• **ACTIVITY**: Begin with the first line of the listing and quote every line through the one containing "A dash: not"; give only those lines.

• **DATASET EXCERPTS**:
━━━━

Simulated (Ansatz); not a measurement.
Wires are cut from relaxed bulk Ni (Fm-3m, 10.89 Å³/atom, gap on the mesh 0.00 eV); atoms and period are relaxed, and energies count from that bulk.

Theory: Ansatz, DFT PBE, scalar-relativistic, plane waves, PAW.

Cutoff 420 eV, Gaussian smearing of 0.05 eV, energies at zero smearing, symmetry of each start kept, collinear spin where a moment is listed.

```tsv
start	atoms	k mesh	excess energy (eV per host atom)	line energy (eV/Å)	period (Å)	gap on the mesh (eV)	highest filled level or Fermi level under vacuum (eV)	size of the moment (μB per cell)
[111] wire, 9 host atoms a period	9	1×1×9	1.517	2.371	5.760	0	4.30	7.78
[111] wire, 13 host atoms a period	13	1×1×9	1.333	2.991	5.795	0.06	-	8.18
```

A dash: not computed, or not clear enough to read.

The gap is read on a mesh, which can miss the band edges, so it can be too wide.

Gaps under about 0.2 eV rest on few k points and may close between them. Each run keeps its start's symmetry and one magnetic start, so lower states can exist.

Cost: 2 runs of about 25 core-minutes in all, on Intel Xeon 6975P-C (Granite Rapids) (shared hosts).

━━━━

• **EXPECTED ANSWER**:
Simulated (Ansatz); not a measurement.
Wires are cut from relaxed bulk Ni (Fm-3m, 10.89 Å³/atom, gap on the mesh 0.00 eV); atoms and period are relaxed, and energies count from that bulk.

Theory: Ansatz, DFT PBE, scalar-relativistic, plane waves, PAW.

Cutoff 420 eV, Gaussian smearing of 0.05 eV, energies at zero smearing, symmetry of each start kept, collinear spin where a moment is listed.

```tsv
start	atoms	k mesh	excess energy (eV per host atom)	line energy (eV/Å)	period (Å)	gap on the mesh (eV)	highest filled level or Fermi level under vacuum (eV)	size of the moment (μB per cell)
[111] wire, 9 host atoms a period	9	1×1×9	1.517	2.371	5.760	0	4.30	7.78
[111] wire, 13 host atoms a period	13	1×1×9	1.333	2.991	5.795	0.06	-	8.18
```

A dash: not computed, or not clear enough to read.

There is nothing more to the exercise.